Given information:
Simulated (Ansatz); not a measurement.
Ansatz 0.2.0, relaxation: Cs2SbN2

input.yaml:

Required action:
Write out every line of the material again, exactly as it reads.

Written reply:
Simulated (Ansatz); not a measurement.
Ansatz 0.2.0, relaxation: Cs2SbN2

input.yaml:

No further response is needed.